**WORK ITEM**
Please copy the leading lines of the entries below exactly, concluding with the line in which "Caveats: the PAW" occurs.

**DATA LISTING**
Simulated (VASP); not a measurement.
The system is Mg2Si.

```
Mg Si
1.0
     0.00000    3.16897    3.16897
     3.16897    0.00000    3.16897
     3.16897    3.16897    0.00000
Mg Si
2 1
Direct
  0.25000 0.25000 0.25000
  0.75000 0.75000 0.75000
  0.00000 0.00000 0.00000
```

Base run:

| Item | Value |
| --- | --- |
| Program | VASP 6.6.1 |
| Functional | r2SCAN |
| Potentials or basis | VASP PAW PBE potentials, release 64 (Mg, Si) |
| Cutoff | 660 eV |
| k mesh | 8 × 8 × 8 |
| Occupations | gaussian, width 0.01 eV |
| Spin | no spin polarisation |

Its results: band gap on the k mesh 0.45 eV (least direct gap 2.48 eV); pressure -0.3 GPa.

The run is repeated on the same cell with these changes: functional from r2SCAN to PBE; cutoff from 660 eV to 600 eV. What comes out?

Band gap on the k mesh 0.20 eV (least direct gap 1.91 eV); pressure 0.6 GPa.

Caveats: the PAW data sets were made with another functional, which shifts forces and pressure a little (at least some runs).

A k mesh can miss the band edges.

**TASK RESPONSE**
Simulated (VASP); not a measurement.
The system is Mg2Si.

```
Mg Si
1.0
     0.00000    3.16897    3.16897
     3.16897    0.00000    3.16897
     3.16897    3.16897    0.00000
Mg Si
2 1
Direct
  0.25000 0.25000 0.25000
  0.75000 0.75000 0.75000
  0.00000 0.00000 0.00000
```

Base run:

| Item | Value |
| --- | --- |
| Program | VASP 6.6.1 |
| Functional | r2SCAN |
| Potentials or basis | VASP PAW PBE potentials, release 64 (Mg, Si) |
| Cutoff | 660 eV |
| k mesh | 8 × 8 × 8 |
| Occupations | gaussian, width 0.01 eV |
| Spin | no spin polarisation |

Its results: band gap on the k mesh 0.45 eV (least direct gap 2.48 eV); pressure -0.3 GPa.

The run is repeated on the same cell with these changes: functional from r2SCAN to PBE; cutoff from 660 eV to 600 eV. What comes out?

Band gap on the k mesh 0.20 eV (least direct gap 1.91 eV); pressure 0.6 GPa.

Caveats: the PAW data sets were made with another functional, which shifts forces and pressure a little (at least some runs).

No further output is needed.